Content starts
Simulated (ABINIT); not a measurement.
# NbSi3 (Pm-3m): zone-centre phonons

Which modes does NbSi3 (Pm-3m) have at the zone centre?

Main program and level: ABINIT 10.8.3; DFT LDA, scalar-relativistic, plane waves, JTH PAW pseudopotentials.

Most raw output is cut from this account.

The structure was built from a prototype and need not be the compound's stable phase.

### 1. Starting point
Content ends

- _Work instruction_:
Everything in the listing above should be duplicated exactly.

- _Answer area_:
Simulated (ABINIT); not a measurement.
# NbSi3 (Pm-3m): zone-centre phonons

Which modes does NbSi3 (Pm-3m) have at the zone centre?

Main program and level: ABINIT 10.8.3; DFT LDA, scalar-relativistic, plane waves, JTH PAW pseudopotentials.

Most raw output is cut from this account.

The structure was built from a prototype and need not be the compound's stable phase.

### 1. Starting point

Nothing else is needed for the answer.